_Work instruction:_ Return the data below exactly, but only from the line containing "About 2.7 eV" through the line containing "The first step", with both of those lines included.

_Listed entries:_
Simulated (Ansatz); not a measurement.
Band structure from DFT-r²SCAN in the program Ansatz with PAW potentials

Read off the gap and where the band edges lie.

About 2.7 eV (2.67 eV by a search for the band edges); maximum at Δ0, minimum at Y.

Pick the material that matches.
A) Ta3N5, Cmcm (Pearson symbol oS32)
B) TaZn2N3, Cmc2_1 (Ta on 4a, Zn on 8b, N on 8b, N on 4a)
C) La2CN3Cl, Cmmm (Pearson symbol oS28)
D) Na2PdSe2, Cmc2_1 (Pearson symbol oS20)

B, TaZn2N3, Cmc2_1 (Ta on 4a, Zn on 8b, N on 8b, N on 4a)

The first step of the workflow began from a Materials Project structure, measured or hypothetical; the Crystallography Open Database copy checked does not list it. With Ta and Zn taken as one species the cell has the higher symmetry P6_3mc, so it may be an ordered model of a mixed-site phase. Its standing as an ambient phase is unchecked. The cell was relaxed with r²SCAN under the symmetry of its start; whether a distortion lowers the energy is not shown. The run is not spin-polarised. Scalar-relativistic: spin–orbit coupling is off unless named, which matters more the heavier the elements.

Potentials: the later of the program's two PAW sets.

_Response:_
About 2.7 eV (2.67 eV by a search for the band edges); maximum at Δ0, minimum at Y.

Pick the material that matches.
A) Ta3N5, Cmcm (Pearson symbol oS32)
B) TaZn2N3, Cmc2_1 (Ta on 4a, Zn on 8b, N on 8b, N on 4a)
C) La2CN3Cl, Cmmm (Pearson symbol oS28)
D) Na2PdSe2, Cmc2_1 (Pearson symbol oS20)

B, TaZn2N3, Cmc2_1 (Ta on 4a, Zn on 8b, N on 8b, N on 4a)

The first step of the workflow began from a Materials Project structure, measured or hypothetical; the Crystallography Open Database copy checked does not list it. With Ta and Zn taken as one species the cell has the higher symmetry P6_3mc, so it may be an ordered model of a mixed-site phase. Its standing as an ambient phase is unchecked. The cell was relaxed with r²SCAN under the symmetry of its start; whether a distortion lowers the energy is not shown. The run is not spin-polarised. Scalar-relativistic: spin–orbit coupling is off unless named, which matters more the heavier the elements.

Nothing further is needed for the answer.